**Material shown**
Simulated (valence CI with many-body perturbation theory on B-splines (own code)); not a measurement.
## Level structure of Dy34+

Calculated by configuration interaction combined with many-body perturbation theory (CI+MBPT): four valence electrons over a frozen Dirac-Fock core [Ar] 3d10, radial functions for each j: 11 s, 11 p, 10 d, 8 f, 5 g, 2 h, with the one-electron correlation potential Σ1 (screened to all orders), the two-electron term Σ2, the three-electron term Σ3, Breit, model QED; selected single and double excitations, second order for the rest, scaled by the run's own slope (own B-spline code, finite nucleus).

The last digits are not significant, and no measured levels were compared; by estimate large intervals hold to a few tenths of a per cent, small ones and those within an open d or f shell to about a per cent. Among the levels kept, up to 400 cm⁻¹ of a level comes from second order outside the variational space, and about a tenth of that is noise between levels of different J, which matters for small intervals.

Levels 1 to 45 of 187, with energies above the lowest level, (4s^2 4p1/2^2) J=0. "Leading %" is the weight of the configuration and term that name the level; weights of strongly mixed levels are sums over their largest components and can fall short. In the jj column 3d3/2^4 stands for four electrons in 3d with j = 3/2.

**Action item**
The response must consist of the lines above, from the first one through the line containing "## Level structure of Dy34+", reproduced exactly.

**Response**
Simulated (valence CI with many-body perturbation theory on B-splines (own code)); not a measurement.
## Level structure of Dy34+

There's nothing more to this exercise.